*SUPPLIED ENTRIES*.
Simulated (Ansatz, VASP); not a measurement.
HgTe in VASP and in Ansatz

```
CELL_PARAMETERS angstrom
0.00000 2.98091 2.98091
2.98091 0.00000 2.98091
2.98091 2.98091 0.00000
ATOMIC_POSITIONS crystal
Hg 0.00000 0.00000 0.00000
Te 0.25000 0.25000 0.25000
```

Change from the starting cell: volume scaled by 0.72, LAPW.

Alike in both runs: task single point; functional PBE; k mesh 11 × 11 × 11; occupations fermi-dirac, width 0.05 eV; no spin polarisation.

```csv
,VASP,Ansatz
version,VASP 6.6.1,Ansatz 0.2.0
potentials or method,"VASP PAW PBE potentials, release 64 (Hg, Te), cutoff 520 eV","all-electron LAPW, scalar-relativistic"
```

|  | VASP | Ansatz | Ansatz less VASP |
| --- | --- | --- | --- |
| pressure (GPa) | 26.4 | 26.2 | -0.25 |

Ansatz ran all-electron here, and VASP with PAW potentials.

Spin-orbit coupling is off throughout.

*WORK ORDER*. Please copy the lines above from the line with "HgTe in VASP and in Ansatz" up to and including the line with "Change from the", exactly as written and with nothing else.

*REPLY*.
HgTe in VASP and in Ansatz

```
CELL_PARAMETERS angstrom
0.00000 2.98091 2.98091
2.98091 0.00000 2.98091
2.98091 2.98091 0.00000
ATOMIC_POSITIONS crystal
Hg 0.00000 0.00000 0.00000
Te 0.25000 0.25000 0.25000
```

Change from the starting cell: volume scaled by 0.72, LAPW.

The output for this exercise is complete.